- WORK TASK:
Reproduce all of the data word for word.

====== RECORDED INFORMATION ======

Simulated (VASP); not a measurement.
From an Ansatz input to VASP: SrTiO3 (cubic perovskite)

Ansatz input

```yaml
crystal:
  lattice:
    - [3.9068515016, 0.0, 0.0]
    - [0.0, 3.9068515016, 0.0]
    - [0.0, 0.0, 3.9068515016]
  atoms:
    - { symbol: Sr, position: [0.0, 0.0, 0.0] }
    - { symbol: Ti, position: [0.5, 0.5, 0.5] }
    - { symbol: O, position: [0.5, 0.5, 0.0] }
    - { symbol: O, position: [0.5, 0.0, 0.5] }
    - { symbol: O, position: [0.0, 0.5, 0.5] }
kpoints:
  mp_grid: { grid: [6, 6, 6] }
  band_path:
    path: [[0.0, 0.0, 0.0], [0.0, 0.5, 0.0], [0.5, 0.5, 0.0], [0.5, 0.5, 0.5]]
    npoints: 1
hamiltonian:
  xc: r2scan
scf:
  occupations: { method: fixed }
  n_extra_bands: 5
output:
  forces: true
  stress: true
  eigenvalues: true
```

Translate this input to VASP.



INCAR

======

- YOUR SOLUTION:
Simulated (VASP); not a measurement.
From an Ansatz input to VASP: SrTiO3 (cubic perovskite)

Ansatz input

```yaml
crystal:
  lattice:
    - [3.9068515016, 0.0, 0.0]
    - [0.0, 3.9068515016, 0.0]
    - [0.0, 0.0, 3.9068515016]
  atoms:
    - { symbol: Sr, position: [0.0, 0.0, 0.0] }
    - { symbol: Ti, position: [0.5, 0.5, 0.5] }
    - { symbol: O, position: [0.5, 0.5, 0.0] }
    - { symbol: O, position: [0.5, 0.0, 0.5] }
    - { symbol: O, position: [0.0, 0.5, 0.5] }
kpoints:
  mp_grid: { grid: [6, 6, 6] }
  band_path:
    path: [[0.0, 0.0, 0.0], [0.0, 0.5, 0.0], [0.5, 0.5, 0.0], [0.5, 0.5, 0.5]]
    npoints: 1
hamiltonian:
  xc: r2scan
scf:
  occupations: { method: fixed }
  n_extra_bands: 5
output:
  forces: true
  stress: true
  eigenvalues: true
```

Translate this input to VASP.



INCAR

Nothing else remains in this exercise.